WORK ITEM =
Return only the lines running from the top of the entries to the line with "# Hyperfine structure", inclusive, exactly as written.

*****
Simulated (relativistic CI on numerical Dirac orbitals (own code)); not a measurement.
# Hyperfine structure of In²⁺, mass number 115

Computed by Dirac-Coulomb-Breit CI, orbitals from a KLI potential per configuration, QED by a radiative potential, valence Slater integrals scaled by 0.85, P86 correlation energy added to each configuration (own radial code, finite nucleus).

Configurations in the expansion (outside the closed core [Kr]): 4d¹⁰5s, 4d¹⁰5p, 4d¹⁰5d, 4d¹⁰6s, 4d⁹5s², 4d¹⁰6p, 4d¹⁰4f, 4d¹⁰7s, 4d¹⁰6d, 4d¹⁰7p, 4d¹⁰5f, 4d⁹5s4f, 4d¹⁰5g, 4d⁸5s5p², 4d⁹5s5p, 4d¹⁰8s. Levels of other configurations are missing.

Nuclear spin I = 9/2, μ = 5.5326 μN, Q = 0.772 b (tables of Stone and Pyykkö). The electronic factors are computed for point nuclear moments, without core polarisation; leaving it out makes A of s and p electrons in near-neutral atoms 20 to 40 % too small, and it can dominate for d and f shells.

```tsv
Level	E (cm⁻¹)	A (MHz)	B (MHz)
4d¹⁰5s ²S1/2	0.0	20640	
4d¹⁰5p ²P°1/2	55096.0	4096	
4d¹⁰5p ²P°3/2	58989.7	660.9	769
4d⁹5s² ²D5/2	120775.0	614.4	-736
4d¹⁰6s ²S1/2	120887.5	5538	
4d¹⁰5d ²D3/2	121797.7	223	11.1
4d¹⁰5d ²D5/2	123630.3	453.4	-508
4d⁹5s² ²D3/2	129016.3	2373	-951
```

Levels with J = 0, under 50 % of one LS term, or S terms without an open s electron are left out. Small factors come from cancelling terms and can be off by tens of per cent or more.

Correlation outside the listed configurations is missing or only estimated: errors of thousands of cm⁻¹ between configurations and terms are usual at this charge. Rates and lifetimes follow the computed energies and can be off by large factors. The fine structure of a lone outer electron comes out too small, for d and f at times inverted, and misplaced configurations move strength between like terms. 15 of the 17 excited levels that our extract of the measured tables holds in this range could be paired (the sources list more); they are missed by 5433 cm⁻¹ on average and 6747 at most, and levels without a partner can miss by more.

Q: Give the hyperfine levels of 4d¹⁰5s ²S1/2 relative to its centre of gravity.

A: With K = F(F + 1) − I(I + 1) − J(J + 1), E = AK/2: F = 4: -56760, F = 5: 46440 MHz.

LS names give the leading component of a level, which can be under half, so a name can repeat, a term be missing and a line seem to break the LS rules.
*****

WRITTEN REPLY =
Simulated (relativistic CI on numerical Dirac orbitals (own code)); not a measurement.
# Hyperfine structure of In²⁺, mass number 115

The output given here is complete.